_WORK ITEM_. When you reach the line containing "Geometry optimised at" in the entries below, begin reproducing lines exactly, and stop once the line containing "Level of theory: C-PCM-PBE0/def2-SVP" is done.

::: DATA LISTING :::

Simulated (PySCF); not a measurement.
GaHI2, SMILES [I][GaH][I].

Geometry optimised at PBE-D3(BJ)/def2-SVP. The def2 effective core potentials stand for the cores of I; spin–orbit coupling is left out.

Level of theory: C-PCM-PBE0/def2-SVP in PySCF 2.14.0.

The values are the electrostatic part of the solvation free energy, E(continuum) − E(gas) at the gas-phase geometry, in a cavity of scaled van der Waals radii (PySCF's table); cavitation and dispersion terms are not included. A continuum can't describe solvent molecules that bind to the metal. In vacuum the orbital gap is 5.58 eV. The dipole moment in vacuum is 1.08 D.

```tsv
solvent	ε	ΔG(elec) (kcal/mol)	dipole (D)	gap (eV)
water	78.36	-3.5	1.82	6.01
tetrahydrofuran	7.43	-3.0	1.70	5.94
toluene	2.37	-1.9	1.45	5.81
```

:::

_TASK SOLUTION_.
Geometry optimised at PBE-D3(BJ)/def2-SVP. The def2 effective core potentials stand for the cores of I; spin–orbit coupling is left out.

Level of theory: C-PCM-PBE0/def2-SVP in PySCF 2.14.0.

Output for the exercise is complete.